• _WORK REQUEST_:
Beginning with the first line of the entries below, quote each line until you reach and include the line with "SIESTA and CP2K".

(EXTRACTED DATA)

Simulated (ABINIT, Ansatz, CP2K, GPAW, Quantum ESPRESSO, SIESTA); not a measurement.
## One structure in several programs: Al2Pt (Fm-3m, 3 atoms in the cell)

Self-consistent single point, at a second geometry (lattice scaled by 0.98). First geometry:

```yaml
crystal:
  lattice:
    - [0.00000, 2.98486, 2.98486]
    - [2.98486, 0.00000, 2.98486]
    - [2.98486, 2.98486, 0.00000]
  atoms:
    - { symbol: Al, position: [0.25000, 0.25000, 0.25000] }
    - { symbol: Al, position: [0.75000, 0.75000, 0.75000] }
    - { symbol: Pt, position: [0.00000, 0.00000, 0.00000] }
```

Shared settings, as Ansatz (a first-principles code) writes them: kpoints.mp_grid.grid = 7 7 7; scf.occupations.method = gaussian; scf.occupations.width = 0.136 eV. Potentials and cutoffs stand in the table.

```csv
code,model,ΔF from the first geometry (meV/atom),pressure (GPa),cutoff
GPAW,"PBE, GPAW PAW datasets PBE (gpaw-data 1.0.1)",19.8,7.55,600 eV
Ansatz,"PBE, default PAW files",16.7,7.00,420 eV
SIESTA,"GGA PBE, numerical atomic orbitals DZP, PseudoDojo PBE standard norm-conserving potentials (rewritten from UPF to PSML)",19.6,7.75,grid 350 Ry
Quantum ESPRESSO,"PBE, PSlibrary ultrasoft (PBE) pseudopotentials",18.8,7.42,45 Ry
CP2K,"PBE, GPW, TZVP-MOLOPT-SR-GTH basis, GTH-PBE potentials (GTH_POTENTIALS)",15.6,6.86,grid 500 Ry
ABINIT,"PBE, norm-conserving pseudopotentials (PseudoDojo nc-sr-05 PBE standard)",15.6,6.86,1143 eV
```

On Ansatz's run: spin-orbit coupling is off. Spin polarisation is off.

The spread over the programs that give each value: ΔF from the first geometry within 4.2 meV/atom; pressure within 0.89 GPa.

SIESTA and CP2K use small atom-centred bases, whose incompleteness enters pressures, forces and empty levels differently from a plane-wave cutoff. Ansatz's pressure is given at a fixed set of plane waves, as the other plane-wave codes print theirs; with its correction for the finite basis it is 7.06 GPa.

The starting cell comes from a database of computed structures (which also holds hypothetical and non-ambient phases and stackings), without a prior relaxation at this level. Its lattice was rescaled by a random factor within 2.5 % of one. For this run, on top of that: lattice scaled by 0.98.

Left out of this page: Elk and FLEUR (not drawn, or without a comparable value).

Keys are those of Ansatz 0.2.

(End EXTRACTED DATA)

• _EXERCISE RESPONSE_:
Simulated (ABINIT, Ansatz, CP2K, GPAW, Quantum ESPRESSO, SIESTA); not a measurement.
## One structure in several programs: Al2Pt (Fm-3m, 3 atoms in the cell)

Self-consistent single point, at a second geometry (lattice scaled by 0.98). First geometry:

```yaml
crystal:
  lattice:
    - [0.00000, 2.98486, 2.98486]
    - [2.98486, 0.00000, 2.98486]
    - [2.98486, 2.98486, 0.00000]
  atoms:
    - { symbol: Al, position: [0.25000, 0.25000, 0.25000] }
    - { symbol: Al, position: [0.75000, 0.75000, 0.75000] }
    - { symbol: Pt, position: [0.00000, 0.00000, 0.00000] }
```

Shared settings, as Ansatz (a first-principles code) writes them: kpoints.mp_grid.grid = 7 7 7; scf.occupations.method = gaussian; scf.occupations.width = 0.136 eV. Potentials and cutoffs stand in the table.

```csv
code,model,ΔF from the first geometry (meV/atom),pressure (GPa),cutoff
GPAW,"PBE, GPAW PAW datasets PBE (gpaw-data 1.0.1)",19.8,7.55,600 eV
Ansatz,"PBE, default PAW files",16.7,7.00,420 eV
SIESTA,"GGA PBE, numerical atomic orbitals DZP, PseudoDojo PBE standard norm-conserving potentials (rewritten from UPF to PSML)",19.6,7.75,grid 350 Ry
Quantum ESPRESSO,"PBE, PSlibrary ultrasoft (PBE) pseudopotentials",18.8,7.42,45 Ry
CP2K,"PBE, GPW, TZVP-MOLOPT-SR-GTH basis, GTH-PBE potentials (GTH_POTENTIALS)",15.6,6.86,grid 500 Ry
ABINIT,"PBE, norm-conserving pseudopotentials (PseudoDojo nc-sr-05 PBE standard)",15.6,6.86,1143 eV
```

On Ansatz's run: spin-orbit coupling is off. Spin polarisation is off.

The spread over the programs that give each value: ΔF from the first geometry within 4.2 meV/atom; pressure within 0.89 GPa.

SIESTA and CP2K use small atom-centred bases, whose incompleteness enters pressures, forces and empty levels differently from a plane-wave cutoff. Ansatz's pressure is given at a fixed set of plane waves, as the other plane-wave codes print theirs; with its correction for the finite basis it is 7.06 GPa.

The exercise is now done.